- [WORK TASK]
So that the copy matches the original, write out every entry exactly.

- [SUPPLIED INFORMATION]
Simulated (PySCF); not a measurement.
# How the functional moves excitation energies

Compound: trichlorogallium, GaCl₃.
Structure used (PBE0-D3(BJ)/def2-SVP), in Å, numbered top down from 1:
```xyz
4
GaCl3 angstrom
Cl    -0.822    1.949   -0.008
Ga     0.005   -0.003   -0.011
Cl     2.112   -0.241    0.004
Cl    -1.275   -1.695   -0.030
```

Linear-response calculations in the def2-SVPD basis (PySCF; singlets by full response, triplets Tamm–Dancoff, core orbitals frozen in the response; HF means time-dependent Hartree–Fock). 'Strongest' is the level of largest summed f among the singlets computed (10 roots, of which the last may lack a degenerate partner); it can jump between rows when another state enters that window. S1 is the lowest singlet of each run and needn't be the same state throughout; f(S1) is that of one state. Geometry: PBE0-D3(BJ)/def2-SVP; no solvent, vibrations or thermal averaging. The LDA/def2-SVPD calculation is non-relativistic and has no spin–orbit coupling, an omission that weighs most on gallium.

- [RESULT]
Simulated (PySCF); not a measurement.
# How the functional moves excitation energies

Compound: trichlorogallium, GaCl₃.
Structure used (PBE0-D3(BJ)/def2-SVP), in Å, numbered top down from 1:
```xyz
4
GaCl3 angstrom
Cl    -0.822    1.949   -0.008
Ga     0.005   -0.003   -0.011
Cl     2.112   -0.241    0.004
Cl    -1.275   -1.695   -0.030
```

Linear-response calculations in the def2-SVPD basis (PySCF; singlets by full response, triplets Tamm–Dancoff, core orbitals frozen in the response; HF means time-dependent Hartree–Fock). 'Strongest' is the level of largest summed f among the singlets computed (10 roots, of which the last may lack a degenerate partner); it can jump between rows when another state enters that window. S1 is the lowest singlet of each run and needn't be the same state throughout; f(S1) is that of one state. Geometry: PBE0-D3(BJ)/def2-SVP; no solvent, vibrations or thermal averaging. The LDA/def2-SVPD calculation is non-relativistic and has no spin–orbit coupling, an omission that weighs most on gallium.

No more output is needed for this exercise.